### Required action:
Print the records exactly as they are written.

### Data section:
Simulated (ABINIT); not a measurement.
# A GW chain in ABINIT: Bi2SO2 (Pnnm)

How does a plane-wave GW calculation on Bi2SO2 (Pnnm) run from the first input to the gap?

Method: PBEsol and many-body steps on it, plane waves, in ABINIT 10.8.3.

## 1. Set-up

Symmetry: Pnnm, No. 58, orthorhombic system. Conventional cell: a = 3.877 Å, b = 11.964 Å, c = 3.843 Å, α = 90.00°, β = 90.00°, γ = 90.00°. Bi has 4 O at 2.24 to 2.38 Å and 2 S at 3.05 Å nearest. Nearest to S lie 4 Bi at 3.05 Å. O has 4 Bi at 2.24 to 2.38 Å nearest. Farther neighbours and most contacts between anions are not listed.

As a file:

### Written reply:
Simulated (ABINIT); not a measurement.
# A GW chain in ABINIT: Bi2SO2 (Pnnm)

How does a plane-wave GW calculation on Bi2SO2 (Pnnm) run from the first input to the gap?

Method: PBEsol and many-body steps on it, plane waves, in ABINIT 10.8.3.

## 1. Set-up

Symmetry: Pnnm, No. 58, orthorhombic system. Conventional cell: a = 3.877 Å, b = 11.964 Å, c = 3.843 Å, α = 90.00°, β = 90.00°, γ = 90.00°. Bi has 4 O at 2.24 to 2.38 Å and 2 S at 3.05 Å nearest. Nearest to S lie 4 Bi at 3.05 Å. O has 4 Bi at 2.24 to 2.38 Å nearest. Farther neighbours and most contacts between anions are not listed.

As a file:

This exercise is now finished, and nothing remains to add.